-*-*-
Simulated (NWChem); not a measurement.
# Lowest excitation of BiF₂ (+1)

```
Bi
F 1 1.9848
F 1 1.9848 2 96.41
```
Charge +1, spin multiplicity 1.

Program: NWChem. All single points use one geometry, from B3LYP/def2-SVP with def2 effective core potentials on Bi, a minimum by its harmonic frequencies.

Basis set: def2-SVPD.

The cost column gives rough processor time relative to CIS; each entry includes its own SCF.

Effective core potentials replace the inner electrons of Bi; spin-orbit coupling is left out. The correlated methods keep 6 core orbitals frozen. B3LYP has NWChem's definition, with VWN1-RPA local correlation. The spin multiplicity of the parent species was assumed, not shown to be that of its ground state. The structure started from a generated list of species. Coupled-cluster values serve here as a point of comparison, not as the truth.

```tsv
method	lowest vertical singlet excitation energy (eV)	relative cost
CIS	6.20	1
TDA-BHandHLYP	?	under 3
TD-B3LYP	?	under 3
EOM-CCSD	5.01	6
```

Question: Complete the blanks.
-*-*-

_Exercise:_
Give every line of the material again, exactly.

_Task answer:_
Simulated (NWChem); not a measurement.
# Lowest excitation of BiF₂ (+1)

```
Bi
F 1 1.9848
F 1 1.9848 2 96.41
```
Charge +1, spin multiplicity 1.

Program: NWChem. All single points use one geometry, from B3LYP/def2-SVP with def2 effective core potentials on Bi, a minimum by its harmonic frequencies.

Basis set: def2-SVPD.

The cost column gives rough processor time relative to CIS; each entry includes its own SCF.

Effective core potentials replace the inner electrons of Bi; spin-orbit coupling is left out. The correlated methods keep 6 core orbitals frozen. B3LYP has NWChem's definition, with VWN1-RPA local correlation. The spin multiplicity of the parent species was assumed, not shown to be that of its ground state. The structure started from a generated list of species. Coupled-cluster values serve here as a point of comparison, not as the truth.

```tsv
method	lowest vertical singlet excitation energy (eV)	relative cost
CIS	6.20	1
TDA-BHandHLYP	?	under 3
TD-B3LYP	?	under 3
EOM-CCSD	5.01	6
```

Question: Complete the blanks.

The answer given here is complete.